Supplied data ::
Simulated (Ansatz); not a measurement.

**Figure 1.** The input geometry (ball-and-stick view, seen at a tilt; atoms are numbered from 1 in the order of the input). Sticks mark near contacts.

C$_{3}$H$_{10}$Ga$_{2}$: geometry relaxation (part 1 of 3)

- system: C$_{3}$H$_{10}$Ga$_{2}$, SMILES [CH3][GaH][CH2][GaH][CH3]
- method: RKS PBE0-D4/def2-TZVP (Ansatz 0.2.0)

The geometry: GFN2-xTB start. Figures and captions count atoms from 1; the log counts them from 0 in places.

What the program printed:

Activity ::
Would you transcribe the records above exactly, leaving nothing out?

Solution ::
Simulated (Ansatz); not a measurement.

**Figure 1.** The input geometry (ball-and-stick view, seen at a tilt; atoms are numbered from 1 in the order of the input). Sticks mark near contacts.

C$_{3}$H$_{10}$Ga$_{2}$: geometry relaxation (part 1 of 3)

- system: C$_{3}$H$_{10}$Ga$_{2}$, SMILES [CH3][GaH][CH2][GaH][CH3]
- method: RKS PBE0-D4/def2-TZVP (Ansatz 0.2.0)

The geometry: GFN2-xTB start. Figures and captions count atoms from 1; the log counts them from 0 in places.

What the program printed:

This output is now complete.